• LISTED RECORDS:
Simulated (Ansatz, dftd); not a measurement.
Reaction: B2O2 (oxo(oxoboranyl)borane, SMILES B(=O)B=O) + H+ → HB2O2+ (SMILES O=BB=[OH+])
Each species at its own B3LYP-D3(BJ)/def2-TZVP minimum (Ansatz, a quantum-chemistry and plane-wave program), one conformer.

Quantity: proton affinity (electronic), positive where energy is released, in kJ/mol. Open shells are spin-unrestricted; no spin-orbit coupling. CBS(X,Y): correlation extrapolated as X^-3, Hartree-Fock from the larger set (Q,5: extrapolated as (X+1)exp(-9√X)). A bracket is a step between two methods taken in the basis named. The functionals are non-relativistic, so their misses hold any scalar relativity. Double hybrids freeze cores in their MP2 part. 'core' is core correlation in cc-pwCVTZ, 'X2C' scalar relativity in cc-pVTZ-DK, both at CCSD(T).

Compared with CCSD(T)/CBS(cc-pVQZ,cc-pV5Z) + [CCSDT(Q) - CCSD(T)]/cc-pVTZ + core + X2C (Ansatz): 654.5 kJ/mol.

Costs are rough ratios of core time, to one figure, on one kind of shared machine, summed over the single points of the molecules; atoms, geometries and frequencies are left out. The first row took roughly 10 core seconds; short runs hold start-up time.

• ASSIGNMENT:
Repeat, word for word, the lines above between the line holding "Reaction: B2O2 (oxo(oxoboranyl)borane, SMILES" and the line holding "Quantity: proton affinity", inclusive; omit everything else.

• EXERCISE ANSWER:
Reaction: B2O2 (oxo(oxoboranyl)borane, SMILES B(=O)B=O) + H+ → HB2O2+ (SMILES O=BB=[OH+])
Each species at its own B3LYP-D3(BJ)/def2-TZVP minimum (Ansatz, a quantum-chemistry and plane-wave program), one conformer.

Quantity: proton affinity (electronic), positive where energy is released, in kJ/mol. Open shells are spin-unrestricted; no spin-orbit coupling. CBS(X,Y): correlation extrapolated as X^-3, Hartree-Fock from the larger set (Q,5: extrapolated as (X+1)exp(-9√X)). A bracket is a step between two methods taken in the basis named. The functionals are non-relativistic, so their misses hold any scalar relativity. Double hybrids freeze cores in their MP2 part. 'core' is core correlation in cc-pwCVTZ, 'X2C' scalar relativity in cc-pVTZ-DK, both at CCSD(T).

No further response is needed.